▶ [ASSIGNED TASK] Return every line of the listing below, unchanged, from its first line to the line holding "0.0, 0.0] μB", that line included.

Start of Block

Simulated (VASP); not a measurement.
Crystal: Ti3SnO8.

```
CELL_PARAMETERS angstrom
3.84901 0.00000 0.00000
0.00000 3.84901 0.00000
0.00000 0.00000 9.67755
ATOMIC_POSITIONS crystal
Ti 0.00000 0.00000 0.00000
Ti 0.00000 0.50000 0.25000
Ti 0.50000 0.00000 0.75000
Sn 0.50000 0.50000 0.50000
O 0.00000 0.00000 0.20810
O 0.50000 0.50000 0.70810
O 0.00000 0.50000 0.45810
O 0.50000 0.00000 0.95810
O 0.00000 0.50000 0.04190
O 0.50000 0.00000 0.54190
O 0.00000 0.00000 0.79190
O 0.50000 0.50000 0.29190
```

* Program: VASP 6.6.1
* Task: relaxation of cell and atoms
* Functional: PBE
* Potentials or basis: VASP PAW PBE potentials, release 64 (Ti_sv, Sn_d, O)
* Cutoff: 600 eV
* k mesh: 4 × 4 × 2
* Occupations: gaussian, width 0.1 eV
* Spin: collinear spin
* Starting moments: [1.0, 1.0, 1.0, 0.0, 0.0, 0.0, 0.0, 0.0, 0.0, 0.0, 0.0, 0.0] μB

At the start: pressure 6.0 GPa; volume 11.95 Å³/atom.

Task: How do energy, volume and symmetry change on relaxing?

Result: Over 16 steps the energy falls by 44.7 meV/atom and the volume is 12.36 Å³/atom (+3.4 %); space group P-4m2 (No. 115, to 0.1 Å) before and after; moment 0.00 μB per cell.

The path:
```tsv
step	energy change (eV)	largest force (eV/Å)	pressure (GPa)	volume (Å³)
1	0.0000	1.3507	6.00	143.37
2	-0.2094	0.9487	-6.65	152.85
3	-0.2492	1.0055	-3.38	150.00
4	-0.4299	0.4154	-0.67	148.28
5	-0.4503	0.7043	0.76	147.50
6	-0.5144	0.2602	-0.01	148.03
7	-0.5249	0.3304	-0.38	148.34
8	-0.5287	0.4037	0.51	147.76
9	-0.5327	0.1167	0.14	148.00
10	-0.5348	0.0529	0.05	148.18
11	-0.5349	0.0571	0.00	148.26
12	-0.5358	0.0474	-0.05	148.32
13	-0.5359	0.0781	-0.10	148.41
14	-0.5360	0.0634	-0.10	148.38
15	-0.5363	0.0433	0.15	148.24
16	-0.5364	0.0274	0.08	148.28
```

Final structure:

End of Block

▶ [EXERCISE SOLUTION]
Simulated (VASP); not a measurement.
Crystal: Ti3SnO8.

```
CELL_PARAMETERS angstrom
3.84901 0.00000 0.00000
0.00000 3.84901 0.00000
0.00000 0.00000 9.67755
ATOMIC_POSITIONS crystal
Ti 0.00000 0.00000 0.00000
Ti 0.00000 0.50000 0.25000
Ti 0.50000 0.00000 0.75000
Sn 0.50000 0.50000 0.50000
O 0.00000 0.00000 0.20810
O 0.50000 0.50000 0.70810
O 0.00000 0.50000 0.45810
O 0.50000 0.00000 0.95810
O 0.00000 0.50000 0.04190
O 0.50000 0.00000 0.54190
O 0.00000 0.00000 0.79190
O 0.50000 0.50000 0.29190
```

* Program: VASP 6.6.1
* Task: relaxation of cell and atoms
* Functional: PBE
* Potentials or basis: VASP PAW PBE potentials, release 64 (Ti_sv, Sn_d, O)
* Cutoff: 600 eV
* k mesh: 4 × 4 × 2
* Occupations: gaussian, width 0.1 eV
* Spin: collinear spin
* Starting moments: [1.0, 1.0, 1.0, 0.0, 0.0, 0.0, 0.0, 0.0, 0.0, 0.0, 0.0, 0.0] μB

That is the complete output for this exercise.